━━━ Input data

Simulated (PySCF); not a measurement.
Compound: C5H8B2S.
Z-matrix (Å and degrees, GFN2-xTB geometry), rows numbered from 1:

━━━━━━

◆ **Assigned task**
The full set of records above is to be printed exactly as it appears.

◆ **Exercise response**
Simulated (PySCF); not a measurement.
Compound: C5H8B2S.
Z-matrix (Å and degrees, GFN2-xTB geometry), rows numbered from 1:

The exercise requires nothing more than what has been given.